▶ _TASK ITEM_:
Somewhere below, one line contains "# Si22H36: Orbital levels and atomic charges" and a later line contains "System: Si22H36 (flake silicane).". Output those two lines and everything between them exactly, and nothing else.

▶ _STUDY MATERIAL_:
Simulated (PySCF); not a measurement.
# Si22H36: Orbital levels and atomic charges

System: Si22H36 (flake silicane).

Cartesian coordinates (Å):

▶ _TASK ANSWER_:
# Si22H36: Orbital levels and atomic charges

System: Si22H36 (flake silicane).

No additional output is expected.